• [Requirement] Print the data below exactly, but only the lines from the one containing "1.95 | 2.38 |" down to the one containing "Run time: 5.2", inclusive.

::: Raw data
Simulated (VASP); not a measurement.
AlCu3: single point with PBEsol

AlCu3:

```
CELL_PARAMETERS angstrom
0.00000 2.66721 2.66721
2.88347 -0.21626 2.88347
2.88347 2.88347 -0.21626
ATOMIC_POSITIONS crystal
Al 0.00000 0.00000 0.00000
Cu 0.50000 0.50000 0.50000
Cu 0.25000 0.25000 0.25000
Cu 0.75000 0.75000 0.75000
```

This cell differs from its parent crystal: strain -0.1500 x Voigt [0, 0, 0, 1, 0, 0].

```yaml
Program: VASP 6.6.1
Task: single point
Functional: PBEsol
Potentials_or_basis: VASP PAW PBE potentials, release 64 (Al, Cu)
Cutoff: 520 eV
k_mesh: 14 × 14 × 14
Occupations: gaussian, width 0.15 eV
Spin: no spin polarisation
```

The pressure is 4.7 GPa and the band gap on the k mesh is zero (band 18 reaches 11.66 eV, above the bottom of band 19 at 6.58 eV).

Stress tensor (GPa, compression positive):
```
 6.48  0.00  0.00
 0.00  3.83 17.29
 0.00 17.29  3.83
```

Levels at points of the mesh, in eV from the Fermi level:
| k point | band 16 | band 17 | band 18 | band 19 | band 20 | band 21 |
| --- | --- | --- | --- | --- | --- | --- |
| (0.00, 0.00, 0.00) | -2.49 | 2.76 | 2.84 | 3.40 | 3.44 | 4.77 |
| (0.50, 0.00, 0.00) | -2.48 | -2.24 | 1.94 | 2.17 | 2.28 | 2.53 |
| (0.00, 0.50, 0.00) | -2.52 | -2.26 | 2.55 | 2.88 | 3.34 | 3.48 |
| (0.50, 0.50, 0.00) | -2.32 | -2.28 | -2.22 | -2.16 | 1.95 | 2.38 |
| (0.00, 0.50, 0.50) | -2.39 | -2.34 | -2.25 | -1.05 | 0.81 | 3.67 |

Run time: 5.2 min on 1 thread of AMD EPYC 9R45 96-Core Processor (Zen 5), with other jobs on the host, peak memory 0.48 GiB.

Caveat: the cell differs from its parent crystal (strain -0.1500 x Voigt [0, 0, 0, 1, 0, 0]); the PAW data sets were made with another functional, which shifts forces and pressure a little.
::::::

• [Exercise answer]
| (0.50, 0.50, 0.00) | -2.32 | -2.28 | -2.22 | -2.16 | 1.95 | 2.38 |
| (0.00, 0.50, 0.50) | -2.39 | -2.34 | -2.25 | -1.05 | 0.81 | 3.67 |

Run time: 5.2 min on 1 thread of AMD EPYC 9R45 96-Core Processor (Zen 5), with other jobs on the host, peak memory 0.48 GiB.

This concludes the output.